**Information provided:**
◆ ◆ ◆ ◆ ◆ ◆ ◆

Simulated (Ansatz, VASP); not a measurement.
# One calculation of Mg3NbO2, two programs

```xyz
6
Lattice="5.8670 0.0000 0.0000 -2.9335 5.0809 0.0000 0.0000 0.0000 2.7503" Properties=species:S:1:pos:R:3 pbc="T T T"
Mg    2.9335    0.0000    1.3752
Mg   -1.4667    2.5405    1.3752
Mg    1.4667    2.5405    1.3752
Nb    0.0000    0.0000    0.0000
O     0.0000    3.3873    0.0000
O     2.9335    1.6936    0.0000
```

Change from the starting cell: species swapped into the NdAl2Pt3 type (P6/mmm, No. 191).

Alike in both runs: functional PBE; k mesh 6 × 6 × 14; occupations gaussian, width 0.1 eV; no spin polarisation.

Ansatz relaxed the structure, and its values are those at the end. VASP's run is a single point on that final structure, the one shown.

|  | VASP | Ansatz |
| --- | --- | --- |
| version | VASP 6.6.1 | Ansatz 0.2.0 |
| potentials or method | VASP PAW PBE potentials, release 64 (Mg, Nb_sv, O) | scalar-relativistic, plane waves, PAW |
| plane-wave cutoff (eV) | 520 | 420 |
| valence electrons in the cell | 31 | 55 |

◆ ◆ ◆ ◆ ◆ ◆ ◆

**Task item:** Please print the records above exactly from their first line. End with the line containing "Ansatz 0.2.0 |", and include it.

**Written reply:**
Simulated (Ansatz, VASP); not a measurement.
# One calculation of Mg3NbO2, two programs

```xyz
6
Lattice="5.8670 0.0000 0.0000 -2.9335 5.0809 0.0000 0.0000 0.0000 2.7503" Properties=species:S:1:pos:R:3 pbc="T T T"
Mg    2.9335    0.0000    1.3752
Mg   -1.4667    2.5405    1.3752
Mg    1.4667    2.5405    1.3752
Nb    0.0000    0.0000    0.0000
O     0.0000    3.3873    0.0000
O     2.9335    1.6936    0.0000
```

Change from the starting cell: species swapped into the NdAl2Pt3 type (P6/mmm, No. 191).

Alike in both runs: functional PBE; k mesh 6 × 6 × 14; occupations gaussian, width 0.1 eV; no spin polarisation.

Ansatz relaxed the structure, and its values are those at the end. VASP's run is a single point on that final structure, the one shown.

|  | VASP | Ansatz |
| --- | --- | --- |
| version | VASP 6.6.1 | Ansatz 0.2.0 |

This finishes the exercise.